:: EXTRACTED DATA ::
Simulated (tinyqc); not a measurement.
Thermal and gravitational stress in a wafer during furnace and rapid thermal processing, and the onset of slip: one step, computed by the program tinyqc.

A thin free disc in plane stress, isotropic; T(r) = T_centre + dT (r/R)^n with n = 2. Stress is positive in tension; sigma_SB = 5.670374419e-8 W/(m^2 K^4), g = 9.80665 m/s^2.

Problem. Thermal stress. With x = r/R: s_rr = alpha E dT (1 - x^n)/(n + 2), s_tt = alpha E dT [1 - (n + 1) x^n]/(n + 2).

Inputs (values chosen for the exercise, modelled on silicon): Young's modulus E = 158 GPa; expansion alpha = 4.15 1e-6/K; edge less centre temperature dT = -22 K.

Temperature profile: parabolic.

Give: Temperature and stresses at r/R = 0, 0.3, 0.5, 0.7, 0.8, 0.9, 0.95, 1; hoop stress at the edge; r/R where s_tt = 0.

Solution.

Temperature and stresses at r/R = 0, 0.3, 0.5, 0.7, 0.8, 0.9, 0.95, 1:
:::

*ACTIVITY:* Would you repeat each of the records above exactly?

*ANSWER AREA:*
Simulated (tinyqc); not a measurement.
Thermal and gravitational stress in a wafer during furnace and rapid thermal processing, and the onset of slip: one step, computed by the program tinyqc.

A thin free disc in plane stress, isotropic; T(r) = T_centre + dT (r/R)^n with n = 2. Stress is positive in tension; sigma_SB = 5.670374419e-8 W/(m^2 K^4), g = 9.80665 m/s^2.

Problem. Thermal stress. With x = r/R: s_rr = alpha E dT (1 - x^n)/(n + 2), s_tt = alpha E dT [1 - (n + 1) x^n]/(n + 2).

Inputs (values chosen for the exercise, modelled on silicon): Young's modulus E = 158 GPa; expansion alpha = 4.15 1e-6/K; edge less centre temperature dT = -22 K.

Temperature profile: parabolic.

Give: Temperature and stresses at r/R = 0, 0.3, 0.5, 0.7, 0.8, 0.9, 0.95, 1; hoop stress at the edge; r/R where s_tt = 0.

Solution.

Temperature and stresses at r/R = 0, 0.3, 0.5, 0.7, 0.8, 0.9, 0.95, 1:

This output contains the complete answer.